For each line of the listing, output an exact copy.

----- Provided material

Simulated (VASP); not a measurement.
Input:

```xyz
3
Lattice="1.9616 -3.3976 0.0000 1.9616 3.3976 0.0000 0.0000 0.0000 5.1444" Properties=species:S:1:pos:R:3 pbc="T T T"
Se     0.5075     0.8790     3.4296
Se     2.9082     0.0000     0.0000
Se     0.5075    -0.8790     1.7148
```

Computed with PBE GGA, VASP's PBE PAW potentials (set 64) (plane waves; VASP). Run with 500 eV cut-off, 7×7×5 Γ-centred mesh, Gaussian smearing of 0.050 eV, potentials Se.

----------

**Task result**
Simulated (VASP); not a measurement.
Input:

```xyz
3
Lattice="1.9616 -3.3976 0.0000 1.9616 3.3976 0.0000 0.0000 0.0000 5.1444" Properties=species:S:1:pos:R:3 pbc="T T T"
Se     0.5075     0.8790     3.4296
Se     2.9082     0.0000     0.0000
Se     0.5075    -0.8790     1.7148
```

Computed with PBE GGA, VASP's PBE PAW potentials (set 64) (plane waves; VASP). Run with 500 eV cut-off, 7×7×5 Γ-centred mesh, Gaussian smearing of 0.050 eV, potentials Se.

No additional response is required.